## WORK ORDER
An exact copy of the listing below is required.

# # # #

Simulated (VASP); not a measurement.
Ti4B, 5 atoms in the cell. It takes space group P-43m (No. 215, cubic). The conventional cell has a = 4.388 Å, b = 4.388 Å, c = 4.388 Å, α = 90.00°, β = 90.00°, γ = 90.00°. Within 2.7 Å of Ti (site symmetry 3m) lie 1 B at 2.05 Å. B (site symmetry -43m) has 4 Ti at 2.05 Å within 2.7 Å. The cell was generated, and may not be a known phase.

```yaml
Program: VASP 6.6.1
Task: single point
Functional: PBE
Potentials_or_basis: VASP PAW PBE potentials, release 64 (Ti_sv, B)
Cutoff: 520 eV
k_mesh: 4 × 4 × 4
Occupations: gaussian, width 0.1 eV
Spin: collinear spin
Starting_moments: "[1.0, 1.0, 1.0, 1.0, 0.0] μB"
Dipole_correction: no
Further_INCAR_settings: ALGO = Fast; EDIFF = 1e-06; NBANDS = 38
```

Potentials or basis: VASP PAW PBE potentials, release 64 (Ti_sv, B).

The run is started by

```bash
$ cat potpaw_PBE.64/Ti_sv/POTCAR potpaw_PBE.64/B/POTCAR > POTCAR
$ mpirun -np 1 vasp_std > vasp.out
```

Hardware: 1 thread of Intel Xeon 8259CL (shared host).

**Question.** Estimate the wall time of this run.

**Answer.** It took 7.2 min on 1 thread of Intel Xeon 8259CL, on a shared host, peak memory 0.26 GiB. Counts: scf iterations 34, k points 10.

# # # #

## TASK RESPONSE
Simulated (VASP); not a measurement.
Ti4B, 5 atoms in the cell. It takes space group P-43m (No. 215, cubic). The conventional cell has a = 4.388 Å, b = 4.388 Å, c = 4.388 Å, α = 90.00°, β = 90.00°, γ = 90.00°. Within 2.7 Å of Ti (site symmetry 3m) lie 1 B at 2.05 Å. B (site symmetry -43m) has 4 Ti at 2.05 Å within 2.7 Å. The cell was generated, and may not be a known phase.

```yaml
Program: VASP 6.6.1
Task: single point
Functional: PBE
Potentials_or_basis: VASP PAW PBE potentials, release 64 (Ti_sv, B)
Cutoff: 520 eV
k_mesh: 4 × 4 × 4
Occupations: gaussian, width 0.1 eV
Spin: collinear spin
Starting_moments: "[1.0, 1.0, 1.0, 1.0, 0.0] μB"
Dipole_correction: no
Further_INCAR_settings: ALGO = Fast; EDIFF = 1e-06; NBANDS = 38
```

Potentials or basis: VASP PAW PBE potentials, release 64 (Ti_sv, B).

The run is started by

```bash
$ cat potpaw_PBE.64/Ti_sv/POTCAR potpaw_PBE.64/B/POTCAR > POTCAR
$ mpirun -np 1 vasp_std > vasp.out
```

Hardware: 1 thread of Intel Xeon 8259CL (shared host).

**Question.** Estimate the wall time of this run.

**Answer.** It took 7.2 min on 1 thread of Intel Xeon 8259CL, on a shared host, peak memory 0.26 GiB. Counts: scf iterations 34, k points 10.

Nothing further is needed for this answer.